▶ **Required action**: Output each record below exactly, and include all of them.

▶

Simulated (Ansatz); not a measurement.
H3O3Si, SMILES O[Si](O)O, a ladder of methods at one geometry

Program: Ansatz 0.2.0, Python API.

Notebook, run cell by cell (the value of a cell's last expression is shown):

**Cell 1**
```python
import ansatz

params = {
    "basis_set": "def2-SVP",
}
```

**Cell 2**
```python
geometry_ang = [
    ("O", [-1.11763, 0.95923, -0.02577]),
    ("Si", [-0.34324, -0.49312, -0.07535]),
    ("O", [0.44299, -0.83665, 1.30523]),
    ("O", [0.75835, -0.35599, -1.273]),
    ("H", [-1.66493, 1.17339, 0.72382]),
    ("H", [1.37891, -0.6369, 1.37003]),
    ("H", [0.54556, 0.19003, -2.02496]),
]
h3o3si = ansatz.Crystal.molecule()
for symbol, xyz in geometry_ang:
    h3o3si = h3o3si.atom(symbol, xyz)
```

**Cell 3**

◀

▶ **Reply**:
Simulated (Ansatz); not a measurement.
H3O3Si, SMILES O[Si](O)O, a ladder of methods at one geometry

Program: Ansatz 0.2.0, Python API.

Notebook, run cell by cell (the value of a cell's last expression is shown):

**Cell 1**
```python
import ansatz

params = {
    "basis_set": "def2-SVP",
}
```

**Cell 2**
```python
geometry_ang = [
    ("O", [-1.11763, 0.95923, -0.02577]),
    ("Si", [-0.34324, -0.49312, -0.07535]),
    ("O", [0.44299, -0.83665, 1.30523]),
    ("O", [0.75835, -0.35599, -1.273]),
    ("H", [-1.66493, 1.17339, 0.72382]),
    ("H", [1.37891, -0.6369, 1.37003]),
    ("H", [0.54556, 0.19003, -2.02496]),
]
h3o3si = ansatz.Crystal.molecule()
for symbol, xyz in geometry_ang:
    h3o3si = h3o3si.atom(symbol, xyz)
```

**Cell 3**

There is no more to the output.